── Data listing ──
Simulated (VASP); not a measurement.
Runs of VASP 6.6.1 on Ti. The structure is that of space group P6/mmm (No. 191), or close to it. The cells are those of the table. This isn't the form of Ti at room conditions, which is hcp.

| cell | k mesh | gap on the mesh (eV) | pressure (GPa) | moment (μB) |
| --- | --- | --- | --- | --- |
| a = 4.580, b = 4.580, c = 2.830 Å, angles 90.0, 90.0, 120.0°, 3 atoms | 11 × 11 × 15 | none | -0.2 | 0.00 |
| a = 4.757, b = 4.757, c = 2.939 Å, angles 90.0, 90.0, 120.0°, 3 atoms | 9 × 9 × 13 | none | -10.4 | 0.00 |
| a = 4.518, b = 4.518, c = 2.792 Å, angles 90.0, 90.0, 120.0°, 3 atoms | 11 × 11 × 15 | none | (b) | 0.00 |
───

Extract exactly and only the lines above from the line containing "moment (μB) |" through the line containing "-0.2 | 0.00 |", both end lines included.

**Result**
| cell | k mesh | gap on the mesh (eV) | pressure (GPa) | moment (μB) |
| --- | --- | --- | --- | --- |
| a = 4.580, b = 4.580, c = 2.830 Å, angles 90.0, 90.0, 120.0°, 3 atoms | 11 × 11 × 15 | none | -0.2 | 0.00 |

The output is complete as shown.